------

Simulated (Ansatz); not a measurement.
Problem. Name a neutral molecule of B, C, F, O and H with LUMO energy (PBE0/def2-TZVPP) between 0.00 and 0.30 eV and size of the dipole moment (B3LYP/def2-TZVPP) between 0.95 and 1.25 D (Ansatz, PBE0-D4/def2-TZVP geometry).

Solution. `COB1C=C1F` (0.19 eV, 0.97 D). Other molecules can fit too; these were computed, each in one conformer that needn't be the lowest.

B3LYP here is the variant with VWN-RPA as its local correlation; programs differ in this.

------

Up to and including the line with "be the lowest.", write out the records above exactly, starting from their first line.

RESULT
Simulated (Ansatz); not a measurement.
Problem. Name a neutral molecule of B, C, F, O and H with LUMO energy (PBE0/def2-TZVPP) between 0.00 and 0.30 eV and size of the dipole moment (B3LYP/def2-TZVPP) between 0.95 and 1.25 D (Ansatz, PBE0-D4/def2-TZVP geometry).

Solution. `COB1C=C1F` (0.19 eV, 0.97 D). Other molecules can fit too; these were computed, each in one conformer that needn't be the lowest.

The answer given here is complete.